Supplied records:
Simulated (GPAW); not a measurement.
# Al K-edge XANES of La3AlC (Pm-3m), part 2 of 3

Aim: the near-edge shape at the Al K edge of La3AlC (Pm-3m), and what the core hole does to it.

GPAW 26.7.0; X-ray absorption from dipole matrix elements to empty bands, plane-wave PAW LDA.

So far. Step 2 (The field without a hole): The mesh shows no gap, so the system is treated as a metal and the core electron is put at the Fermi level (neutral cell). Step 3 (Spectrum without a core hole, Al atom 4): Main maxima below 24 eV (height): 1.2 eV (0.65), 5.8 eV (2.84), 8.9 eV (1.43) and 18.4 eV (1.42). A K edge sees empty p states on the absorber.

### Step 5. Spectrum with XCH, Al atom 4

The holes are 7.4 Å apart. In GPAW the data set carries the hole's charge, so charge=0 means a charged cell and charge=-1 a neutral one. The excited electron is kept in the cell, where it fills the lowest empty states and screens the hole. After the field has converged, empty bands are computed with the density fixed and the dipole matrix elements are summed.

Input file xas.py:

Work instruction: Could you return exactly the lines above from the line with "# Al K-edge" to the line with "### Step 5. Spectrum with XCH, Al atom 4", both included, and nothing else?

Result:
# Al K-edge XANES of La3AlC (Pm-3m), part 2 of 3

Aim: the near-edge shape at the Al K edge of La3AlC (Pm-3m), and what the core hole does to it.

GPAW 26.7.0; X-ray absorption from dipole matrix elements to empty bands, plane-wave PAW LDA.

So far. Step 2 (The field without a hole): The mesh shows no gap, so the system is treated as a metal and the core electron is put at the Fermi level (neutral cell). Step 3 (Spectrum without a core hole, Al atom 4): Main maxima below 24 eV (height): 1.2 eV (0.65), 5.8 eV (2.84), 8.9 eV (1.43) and 18.4 eV (1.42). A K edge sees empty p states on the absorber.

### Step 5. Spectrum with XCH, Al atom 4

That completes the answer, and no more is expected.